* * * *

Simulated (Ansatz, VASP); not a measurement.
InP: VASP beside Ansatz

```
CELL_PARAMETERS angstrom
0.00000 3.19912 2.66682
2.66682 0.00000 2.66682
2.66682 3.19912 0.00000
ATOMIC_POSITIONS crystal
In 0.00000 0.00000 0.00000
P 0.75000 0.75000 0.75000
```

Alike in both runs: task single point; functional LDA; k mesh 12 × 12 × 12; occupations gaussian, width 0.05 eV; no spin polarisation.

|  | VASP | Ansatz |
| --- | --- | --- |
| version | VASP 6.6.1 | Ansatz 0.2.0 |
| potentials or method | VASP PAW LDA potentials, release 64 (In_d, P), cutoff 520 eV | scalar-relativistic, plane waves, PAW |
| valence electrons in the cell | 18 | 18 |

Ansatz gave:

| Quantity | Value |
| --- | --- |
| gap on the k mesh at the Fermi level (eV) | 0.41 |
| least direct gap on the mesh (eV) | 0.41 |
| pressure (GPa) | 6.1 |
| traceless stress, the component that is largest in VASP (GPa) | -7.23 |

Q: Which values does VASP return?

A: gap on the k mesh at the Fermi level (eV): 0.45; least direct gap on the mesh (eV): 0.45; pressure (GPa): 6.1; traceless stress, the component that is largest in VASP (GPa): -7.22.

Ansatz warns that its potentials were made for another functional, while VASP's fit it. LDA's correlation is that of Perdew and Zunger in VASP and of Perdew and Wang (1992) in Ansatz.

* * * *

Please output the entire listing exactly as it stands.

Simulated (Ansatz, VASP); not a measurement.
InP: VASP beside Ansatz

```
CELL_PARAMETERS angstrom
0.00000 3.19912 2.66682
2.66682 0.00000 2.66682
2.66682 3.19912 0.00000
ATOMIC_POSITIONS crystal
In 0.00000 0.00000 0.00000
P 0.75000 0.75000 0.75000
```

Alike in both runs: task single point; functional LDA; k mesh 12 × 12 × 12; occupations gaussian, width 0.05 eV; no spin polarisation.

|  | VASP | Ansatz |
| --- | --- | --- |
| version | VASP 6.6.1 | Ansatz 0.2.0 |
| potentials or method | VASP PAW LDA potentials, release 64 (In_d, P), cutoff 520 eV | scalar-relativistic, plane waves, PAW |
| valence electrons in the cell | 18 | 18 |

Ansatz gave:

| Quantity | Value |
| --- | --- |
| gap on the k mesh at the Fermi level (eV) | 0.41 |
| least direct gap on the mesh (eV) | 0.41 |
| pressure (GPa) | 6.1 |
| traceless stress, the component that is largest in VASP (GPa) | -7.23 |

Q: Which values does VASP return?

A: gap on the k mesh at the Fermi level (eV): 0.45; least direct gap on the mesh (eV): 0.45; pressure (GPa): 6.1; traceless stress, the component that is largest in VASP (GPa): -7.22.

Ansatz warns that its potentials were made for another functional, while VASP's fit it. LDA's correlation is that of Perdew and Zunger in VASP and of Perdew and Wang (1992) in Ansatz.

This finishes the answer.